WORK TASK: Lines from the start of the data through the line containing "types are kept." must be given again exactly. Leave the others out.

DATA RECORDS:
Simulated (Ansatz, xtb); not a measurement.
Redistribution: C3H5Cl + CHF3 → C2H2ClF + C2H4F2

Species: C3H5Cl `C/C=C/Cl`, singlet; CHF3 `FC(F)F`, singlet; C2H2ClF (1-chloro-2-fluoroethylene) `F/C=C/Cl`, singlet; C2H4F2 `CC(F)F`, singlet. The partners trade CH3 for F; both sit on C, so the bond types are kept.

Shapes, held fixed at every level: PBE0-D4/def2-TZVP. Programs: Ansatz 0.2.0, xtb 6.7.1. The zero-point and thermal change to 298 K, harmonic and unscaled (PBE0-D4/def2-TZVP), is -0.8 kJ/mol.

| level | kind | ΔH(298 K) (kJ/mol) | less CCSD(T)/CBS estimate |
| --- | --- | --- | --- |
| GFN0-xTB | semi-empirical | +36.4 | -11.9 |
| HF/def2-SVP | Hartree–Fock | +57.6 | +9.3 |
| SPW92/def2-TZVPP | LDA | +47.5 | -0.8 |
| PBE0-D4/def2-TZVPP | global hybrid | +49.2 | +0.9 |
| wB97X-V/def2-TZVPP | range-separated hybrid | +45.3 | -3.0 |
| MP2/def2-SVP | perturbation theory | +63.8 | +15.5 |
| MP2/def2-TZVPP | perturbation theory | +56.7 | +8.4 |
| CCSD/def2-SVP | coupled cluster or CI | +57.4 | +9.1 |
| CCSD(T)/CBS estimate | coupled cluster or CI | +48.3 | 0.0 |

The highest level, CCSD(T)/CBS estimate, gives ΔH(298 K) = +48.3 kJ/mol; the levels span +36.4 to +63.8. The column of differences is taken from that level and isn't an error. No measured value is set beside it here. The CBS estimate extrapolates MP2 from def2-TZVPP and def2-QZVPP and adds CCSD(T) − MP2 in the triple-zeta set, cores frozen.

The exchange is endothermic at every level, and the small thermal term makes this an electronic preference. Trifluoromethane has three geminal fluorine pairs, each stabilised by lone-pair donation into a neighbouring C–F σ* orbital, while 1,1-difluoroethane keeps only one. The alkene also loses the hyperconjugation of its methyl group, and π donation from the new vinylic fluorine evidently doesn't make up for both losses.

RESPONSE BOX:
Simulated (Ansatz, xtb); not a measurement.
Redistribution: C3H5Cl + CHF3 → C2H2ClF + C2H4F2

Species: C3H5Cl `C/C=C/Cl`, singlet; CHF3 `FC(F)F`, singlet; C2H2ClF (1-chloro-2-fluoroethylene) `F/C=C/Cl`, singlet; C2H4F2 `CC(F)F`, singlet. The partners trade CH3 for F; both sit on C, so the bond types are kept.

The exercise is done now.